Segment Start: Extracted entries

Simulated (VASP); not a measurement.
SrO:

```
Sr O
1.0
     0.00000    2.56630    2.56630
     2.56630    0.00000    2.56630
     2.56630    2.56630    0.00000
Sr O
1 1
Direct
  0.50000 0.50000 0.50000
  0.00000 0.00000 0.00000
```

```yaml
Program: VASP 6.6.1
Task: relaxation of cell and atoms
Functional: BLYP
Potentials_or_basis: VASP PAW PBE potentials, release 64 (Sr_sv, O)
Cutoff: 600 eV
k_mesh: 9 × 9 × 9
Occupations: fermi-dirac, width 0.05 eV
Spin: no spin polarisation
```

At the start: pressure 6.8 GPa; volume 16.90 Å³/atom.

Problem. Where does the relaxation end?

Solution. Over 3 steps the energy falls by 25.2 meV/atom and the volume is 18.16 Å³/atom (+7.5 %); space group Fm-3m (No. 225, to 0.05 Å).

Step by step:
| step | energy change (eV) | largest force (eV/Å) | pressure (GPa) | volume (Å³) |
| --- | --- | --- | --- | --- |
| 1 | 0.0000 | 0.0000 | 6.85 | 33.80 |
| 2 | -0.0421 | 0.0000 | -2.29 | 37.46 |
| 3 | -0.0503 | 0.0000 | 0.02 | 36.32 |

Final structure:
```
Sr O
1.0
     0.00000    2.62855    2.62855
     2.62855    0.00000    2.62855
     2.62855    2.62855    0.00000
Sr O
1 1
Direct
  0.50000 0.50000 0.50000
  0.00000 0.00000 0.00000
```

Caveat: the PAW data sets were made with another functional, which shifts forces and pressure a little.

Segment End: Extracted entries

◆ **Requirement**:
The answer is every entry, repeated word for word.

◆ **Problem solution**:
Simulated (VASP); not a measurement.
SrO:

```
Sr O
1.0
     0.00000    2.56630    2.56630
     2.56630    0.00000    2.56630
     2.56630    2.56630    0.00000
Sr O
1 1
Direct
  0.50000 0.50000 0.50000
  0.00000 0.00000 0.00000
```

```yaml
Program: VASP 6.6.1
Task: relaxation of cell and atoms
Functional: BLYP
Potentials_or_basis: VASP PAW PBE potentials, release 64 (Sr_sv, O)
Cutoff: 600 eV
k_mesh: 9 × 9 × 9
Occupations: fermi-dirac, width 0.05 eV
Spin: no spin polarisation
```

At the start: pressure 6.8 GPa; volume 16.90 Å³/atom.

Problem. Where does the relaxation end?

Solution. Over 3 steps the energy falls by 25.2 meV/atom and the volume is 18.16 Å³/atom (+7.5 %); space group Fm-3m (No. 225, to 0.05 Å).

Step by step:
| step | energy change (eV) | largest force (eV/Å) | pressure (GPa) | volume (Å³) |
| --- | --- | --- | --- | --- |
| 1 | 0.0000 | 0.0000 | 6.85 | 33.80 |
| 2 | -0.0421 | 0.0000 | -2.29 | 37.46 |
| 3 | -0.0503 | 0.0000 | 0.02 | 36.32 |

Final structure:
```
Sr O
1.0
     0.00000    2.62855    2.62855
     2.62855    0.00000    2.62855
     2.62855    2.62855    0.00000
Sr O
1 1
Direct
  0.50000 0.50000 0.50000
  0.00000 0.00000 0.00000
```

Caveat: the PAW data sets were made with another functional, which shifts forces and pressure a little.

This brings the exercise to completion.